INFORMATION PROVIDED.
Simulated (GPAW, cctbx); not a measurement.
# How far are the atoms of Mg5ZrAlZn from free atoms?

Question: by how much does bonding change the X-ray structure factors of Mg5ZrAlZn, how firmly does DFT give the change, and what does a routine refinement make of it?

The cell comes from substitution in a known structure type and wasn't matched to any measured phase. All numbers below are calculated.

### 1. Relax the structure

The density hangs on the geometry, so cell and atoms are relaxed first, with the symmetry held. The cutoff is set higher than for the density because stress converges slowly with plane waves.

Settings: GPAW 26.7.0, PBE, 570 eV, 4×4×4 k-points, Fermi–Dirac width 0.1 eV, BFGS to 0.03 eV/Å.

ACTIVITY. Repeat every entry above exactly, leaving nothing out.

EXPECTED ANSWER.
Simulated (GPAW, cctbx); not a measurement.
# How far are the atoms of Mg5ZrAlZn from free atoms?

Question: by how much does bonding change the X-ray structure factors of Mg5ZrAlZn, how firmly does DFT give the change, and what does a routine refinement make of it?

The cell comes from substitution in a known structure type and wasn't matched to any measured phase. All numbers below are calculated.

### 1. Relax the structure

The density hangs on the geometry, so cell and atoms are relaxed first, with the symmetry held. The cutoff is set higher than for the density because stress converges slowly with plane waves.

Settings: GPAW 26.7.0, PBE, 570 eV, 4×4×4 k-points, Fermi–Dirac width 0.1 eV, BFGS to 0.03 eV/Å.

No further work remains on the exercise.